### ASSIGNMENT
Of all the lines below, return only those starting with the line holding "0.001258 | 1.549 |" and going on through the line holding "0.001141 | 1.461 |", exactly as written.

### EXERCISE DATA
....................

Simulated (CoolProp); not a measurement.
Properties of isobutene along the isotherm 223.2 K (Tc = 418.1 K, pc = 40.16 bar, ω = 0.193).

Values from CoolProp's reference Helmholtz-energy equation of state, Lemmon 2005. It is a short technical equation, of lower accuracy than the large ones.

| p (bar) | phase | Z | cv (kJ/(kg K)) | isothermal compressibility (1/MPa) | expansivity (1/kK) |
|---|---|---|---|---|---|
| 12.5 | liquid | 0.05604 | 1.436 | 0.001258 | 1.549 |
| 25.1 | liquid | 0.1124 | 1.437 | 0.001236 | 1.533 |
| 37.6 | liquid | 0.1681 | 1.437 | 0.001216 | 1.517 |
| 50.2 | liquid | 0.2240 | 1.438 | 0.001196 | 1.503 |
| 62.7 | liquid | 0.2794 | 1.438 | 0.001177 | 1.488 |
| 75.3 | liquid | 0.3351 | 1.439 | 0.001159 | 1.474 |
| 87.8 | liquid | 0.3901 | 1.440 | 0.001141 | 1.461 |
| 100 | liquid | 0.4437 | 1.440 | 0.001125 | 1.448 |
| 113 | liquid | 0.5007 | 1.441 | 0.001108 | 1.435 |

....................

### ANSWER SPACE
| 12.5 | liquid | 0.05604 | 1.436 | 0.001258 | 1.549 |
| 25.1 | liquid | 0.1124 | 1.437 | 0.001236 | 1.533 |
| 37.6 | liquid | 0.1681 | 1.437 | 0.001216 | 1.517 |
| 50.2 | liquid | 0.2240 | 1.438 | 0.001196 | 1.503 |
| 62.7 | liquid | 0.2794 | 1.438 | 0.001177 | 1.488 |
| 75.3 | liquid | 0.3351 | 1.439 | 0.001159 | 1.474 |
| 87.8 | liquid | 0.3901 | 1.440 | 0.001141 | 1.461 |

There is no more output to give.